DATA EXCERPTS.
■ ■ ■ ■ ■

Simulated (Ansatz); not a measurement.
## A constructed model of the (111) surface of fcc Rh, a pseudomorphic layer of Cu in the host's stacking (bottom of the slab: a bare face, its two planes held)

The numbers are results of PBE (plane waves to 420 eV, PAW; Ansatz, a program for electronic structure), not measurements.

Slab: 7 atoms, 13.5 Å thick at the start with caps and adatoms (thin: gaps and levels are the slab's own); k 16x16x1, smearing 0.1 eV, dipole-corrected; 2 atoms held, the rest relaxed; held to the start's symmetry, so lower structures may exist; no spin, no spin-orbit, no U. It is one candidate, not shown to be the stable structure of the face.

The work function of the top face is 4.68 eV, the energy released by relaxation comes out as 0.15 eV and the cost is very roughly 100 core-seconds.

■ ■ ■ ■ ■

BRIEF. Please, from the entries above, set down exactly the lines from the one containing "The numbers are" through the one containing "Slab: 7 atoms, 13.5", and only those.

EXERCISE RESPONSE.
The numbers are results of PBE (plane waves to 420 eV, PAW; Ansatz, a program for electronic structure), not measurements.

Slab: 7 atoms, 13.5 Å thick at the start with caps and adatoms (thin: gaps and levels are the slab's own); k 16x16x1, smearing 0.1 eV, dipole-corrected; 2 atoms held, the rest relaxed; held to the start's symmetry, so lower structures may exist; no spin, no spin-orbit, no U. It is one candidate, not shown to be the stable structure of the face.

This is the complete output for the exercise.